WORK TASK
Look through the data below for the line with "Alike in both", and transcribe it exactly together with each line after it up to and including the line with "waves, PAW |". Give nothing else.

[GIVEN RECORDS — start]

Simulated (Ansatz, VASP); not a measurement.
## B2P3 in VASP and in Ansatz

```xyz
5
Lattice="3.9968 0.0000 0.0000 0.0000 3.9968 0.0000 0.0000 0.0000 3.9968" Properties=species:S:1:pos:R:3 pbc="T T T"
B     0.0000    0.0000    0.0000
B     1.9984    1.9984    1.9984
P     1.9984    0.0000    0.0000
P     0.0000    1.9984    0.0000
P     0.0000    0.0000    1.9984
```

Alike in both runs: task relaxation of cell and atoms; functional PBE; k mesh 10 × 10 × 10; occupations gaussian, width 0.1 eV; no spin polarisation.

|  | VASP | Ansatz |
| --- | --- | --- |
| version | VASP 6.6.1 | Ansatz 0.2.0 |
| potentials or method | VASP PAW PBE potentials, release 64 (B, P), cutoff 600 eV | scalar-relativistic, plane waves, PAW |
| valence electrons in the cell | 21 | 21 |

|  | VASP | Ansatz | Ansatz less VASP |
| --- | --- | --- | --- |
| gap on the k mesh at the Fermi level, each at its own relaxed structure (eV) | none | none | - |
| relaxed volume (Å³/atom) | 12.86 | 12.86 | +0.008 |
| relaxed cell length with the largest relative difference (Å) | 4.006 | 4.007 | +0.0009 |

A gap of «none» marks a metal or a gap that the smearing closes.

[GIVEN RECORDS — finish]

TASK OUTPUT
Alike in both runs: task relaxation of cell and atoms; functional PBE; k mesh 10 × 10 × 10; occupations gaussian, width 0.1 eV; no spin polarisation.

|  | VASP | Ansatz |
| --- | --- | --- |
| version | VASP 6.6.1 | Ansatz 0.2.0 |
| potentials or method | VASP PAW PBE potentials, release 64 (B, P), cutoff 600 eV | scalar-relativistic, plane waves, PAW |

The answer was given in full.